**Stored data**
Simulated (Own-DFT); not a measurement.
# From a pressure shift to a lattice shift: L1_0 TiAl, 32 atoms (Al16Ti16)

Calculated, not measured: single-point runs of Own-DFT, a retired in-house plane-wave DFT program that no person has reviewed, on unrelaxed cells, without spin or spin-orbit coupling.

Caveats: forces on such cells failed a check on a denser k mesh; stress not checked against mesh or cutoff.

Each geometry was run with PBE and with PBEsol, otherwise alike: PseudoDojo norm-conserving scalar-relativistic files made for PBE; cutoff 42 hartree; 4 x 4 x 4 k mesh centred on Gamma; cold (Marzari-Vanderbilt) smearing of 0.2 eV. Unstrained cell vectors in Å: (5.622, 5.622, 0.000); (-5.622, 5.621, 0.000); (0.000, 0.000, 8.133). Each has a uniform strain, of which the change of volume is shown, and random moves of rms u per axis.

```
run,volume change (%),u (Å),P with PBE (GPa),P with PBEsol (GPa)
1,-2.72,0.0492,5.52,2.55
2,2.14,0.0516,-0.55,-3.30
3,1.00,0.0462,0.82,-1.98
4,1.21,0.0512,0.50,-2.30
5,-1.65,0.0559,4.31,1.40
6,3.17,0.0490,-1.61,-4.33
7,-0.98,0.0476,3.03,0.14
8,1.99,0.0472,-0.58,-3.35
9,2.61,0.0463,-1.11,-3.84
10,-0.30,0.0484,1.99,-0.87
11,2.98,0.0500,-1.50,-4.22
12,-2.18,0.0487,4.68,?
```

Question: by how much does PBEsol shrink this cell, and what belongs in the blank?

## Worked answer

**Assignment**
Extract from the records above the lines from the one containing "Calculated, not measured: single-point" to the one containing "Question: by how", both lines included, exactly as they appear and with nothing else.

**Response**
Calculated, not measured: single-point runs of Own-DFT, a retired in-house plane-wave DFT program that no person has reviewed, on unrelaxed cells, without spin or spin-orbit coupling.

Caveats: forces on such cells failed a check on a denser k mesh; stress not checked against mesh or cutoff.

Each geometry was run with PBE and with PBEsol, otherwise alike: PseudoDojo norm-conserving scalar-relativistic files made for PBE; cutoff 42 hartree; 4 x 4 x 4 k mesh centred on Gamma; cold (Marzari-Vanderbilt) smearing of 0.2 eV. Unstrained cell vectors in Å: (5.622, 5.622, 0.000); (-5.622, 5.621, 0.000); (0.000, 0.000, 8.133). Each has a uniform strain, of which the change of volume is shown, and random moves of rms u per axis.

```
run,volume change (%),u (Å),P with PBE (GPa),P with PBEsol (GPa)
1,-2.72,0.0492,5.52,2.55
2,2.14,0.0516,-0.55,-3.30
3,1.00,0.0462,0.82,-1.98
4,1.21,0.0512,0.50,-2.30
5,-1.65,0.0559,4.31,1.40
6,3.17,0.0490,-1.61,-4.33
7,-0.98,0.0476,3.03,0.14
8,1.99,0.0472,-0.58,-3.35
9,2.61,0.0463,-1.11,-3.84
10,-0.30,0.0484,1.99,-0.87
11,2.98,0.0500,-1.50,-4.22
12,-2.18,0.0487,4.68,?
```

Question: by how much does PBEsol shrink this cell, and what belongs in the blank?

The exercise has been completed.